§ Brief:
Every record must be restated exactly as written.

--- Data extract Enclosed Below ---

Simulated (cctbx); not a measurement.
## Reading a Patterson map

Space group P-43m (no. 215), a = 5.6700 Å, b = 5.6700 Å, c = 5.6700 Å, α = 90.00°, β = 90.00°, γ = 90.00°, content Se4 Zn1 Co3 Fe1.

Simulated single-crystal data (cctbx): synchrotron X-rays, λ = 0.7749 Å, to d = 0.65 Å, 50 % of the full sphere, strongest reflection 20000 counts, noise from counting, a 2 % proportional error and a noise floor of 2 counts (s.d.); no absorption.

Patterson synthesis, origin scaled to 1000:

--- End of Enclosed Data extract ---

§ Task answer:
Simulated (cctbx); not a measurement.
## Reading a Patterson map

Space group P-43m (no. 215), a = 5.6700 Å, b = 5.6700 Å, c = 5.6700 Å, α = 90.00°, β = 90.00°, γ = 90.00°, content Se4 Zn1 Co3 Fe1.

Simulated single-crystal data (cctbx): synchrotron X-rays, λ = 0.7749 Å, to d = 0.65 Å, 50 % of the full sphere, strongest reflection 20000 counts, noise from counting, a 2 % proportional error and a noise floor of 2 counts (s.d.); no absorption.

Patterson synthesis, origin scaled to 1000:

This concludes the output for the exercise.